▶ [Work item] Please give back the listing exactly as it reads.

▶ [Supplied data]
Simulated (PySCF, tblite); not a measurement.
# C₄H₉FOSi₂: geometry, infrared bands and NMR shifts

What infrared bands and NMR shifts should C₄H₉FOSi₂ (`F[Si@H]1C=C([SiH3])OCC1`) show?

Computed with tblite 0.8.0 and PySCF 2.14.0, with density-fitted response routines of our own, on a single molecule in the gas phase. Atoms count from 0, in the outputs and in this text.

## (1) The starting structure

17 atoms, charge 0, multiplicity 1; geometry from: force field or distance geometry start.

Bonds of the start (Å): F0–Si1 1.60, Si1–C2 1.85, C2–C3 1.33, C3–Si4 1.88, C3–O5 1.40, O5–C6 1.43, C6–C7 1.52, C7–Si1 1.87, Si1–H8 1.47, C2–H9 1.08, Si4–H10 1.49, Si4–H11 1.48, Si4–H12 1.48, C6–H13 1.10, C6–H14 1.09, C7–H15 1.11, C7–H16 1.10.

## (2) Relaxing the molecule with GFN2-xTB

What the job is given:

▶ [Your response]
Simulated (PySCF, tblite); not a measurement.
# C₄H₉FOSi₂: geometry, infrared bands and NMR shifts

What infrared bands and NMR shifts should C₄H₉FOSi₂ (`F[Si@H]1C=C([SiH3])OCC1`) show?

Computed with tblite 0.8.0 and PySCF 2.14.0, with density-fitted response routines of our own, on a single molecule in the gas phase. Atoms count from 0, in the outputs and in this text.

## (1) The starting structure

17 atoms, charge 0, multiplicity 1; geometry from: force field or distance geometry start.

Bonds of the start (Å): F0–Si1 1.60, Si1–C2 1.85, C2–C3 1.33, C3–Si4 1.88, C3–O5 1.40, O5–C6 1.43, C6–C7 1.52, C7–Si1 1.87, Si1–H8 1.47, C2–H9 1.08, Si4–H10 1.49, Si4–H11 1.48, Si4–H12 1.48, C6–H13 1.10, C6–H14 1.09, C7–H15 1.11, C7–H16 1.10.

## (2) Relaxing the molecule with GFN2-xTB

What the job is given:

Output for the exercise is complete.